BRIEF: Nothing should be dropped or changed: copy every line of the listing.

DATASET EXTRACT:
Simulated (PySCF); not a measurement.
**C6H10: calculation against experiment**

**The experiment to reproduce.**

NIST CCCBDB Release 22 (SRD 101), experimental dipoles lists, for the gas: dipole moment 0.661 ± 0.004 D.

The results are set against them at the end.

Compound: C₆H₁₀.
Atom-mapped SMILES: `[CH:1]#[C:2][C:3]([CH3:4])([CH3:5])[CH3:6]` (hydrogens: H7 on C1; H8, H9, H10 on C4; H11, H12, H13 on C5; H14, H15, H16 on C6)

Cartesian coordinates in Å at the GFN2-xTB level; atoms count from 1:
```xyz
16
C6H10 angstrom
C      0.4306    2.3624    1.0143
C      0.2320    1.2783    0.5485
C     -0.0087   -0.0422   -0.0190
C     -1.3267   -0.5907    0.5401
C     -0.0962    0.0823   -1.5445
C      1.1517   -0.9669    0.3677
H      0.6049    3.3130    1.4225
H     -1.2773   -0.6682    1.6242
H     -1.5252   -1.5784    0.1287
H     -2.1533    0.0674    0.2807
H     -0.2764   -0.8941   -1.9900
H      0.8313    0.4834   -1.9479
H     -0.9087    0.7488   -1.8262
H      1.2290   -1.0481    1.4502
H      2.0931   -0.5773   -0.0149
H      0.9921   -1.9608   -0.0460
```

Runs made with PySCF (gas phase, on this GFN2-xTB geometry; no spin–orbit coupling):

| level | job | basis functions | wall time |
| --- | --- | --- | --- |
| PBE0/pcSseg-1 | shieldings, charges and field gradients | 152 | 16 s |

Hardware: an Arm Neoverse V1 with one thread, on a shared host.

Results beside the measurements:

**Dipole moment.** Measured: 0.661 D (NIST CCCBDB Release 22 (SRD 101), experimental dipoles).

RESPONSE:
Simulated (PySCF); not a measurement.
**C6H10: calculation against experiment**

**The experiment to reproduce.**

NIST CCCBDB Release 22 (SRD 101), experimental dipoles lists, for the gas: dipole moment 0.661 ± 0.004 D.

The results are set against them at the end.

Compound: C₆H₁₀.
Atom-mapped SMILES: `[CH:1]#[C:2][C:3]([CH3:4])([CH3:5])[CH3:6]` (hydrogens: H7 on C1; H8, H9, H10 on C4; H11, H12, H13 on C5; H14, H15, H16 on C6)

Cartesian coordinates in Å at the GFN2-xTB level; atoms count from 1:
```xyz
16
C6H10 angstrom
C      0.4306    2.3624    1.0143
C      0.2320    1.2783    0.5485
C     -0.0087   -0.0422   -0.0190
C     -1.3267   -0.5907    0.5401
C     -0.0962    0.0823   -1.5445
C      1.1517   -0.9669    0.3677
H      0.6049    3.3130    1.4225
H     -1.2773   -0.6682    1.6242
H     -1.5252   -1.5784    0.1287
H     -2.1533    0.0674    0.2807
H     -0.2764   -0.8941   -1.9900
H      0.8313    0.4834   -1.9479
H     -0.9087    0.7488   -1.8262
H      1.2290   -1.0481    1.4502
H      2.0931   -0.5773   -0.0149
H      0.9921   -1.9608   -0.0460
```

Runs made with PySCF (gas phase, on this GFN2-xTB geometry; no spin–orbit coupling):

| level | job | basis functions | wall time |
| --- | --- | --- | --- |
| PBE0/pcSseg-1 | shieldings, charges and field gradients | 152 | 16 s |

Hardware: an Arm Neoverse V1 with one thread, on a shared host.

Results beside the measurements:

**Dipole moment.** Measured: 0.661 D (NIST CCCBDB Release 22 (SRD 101), experimental dipoles).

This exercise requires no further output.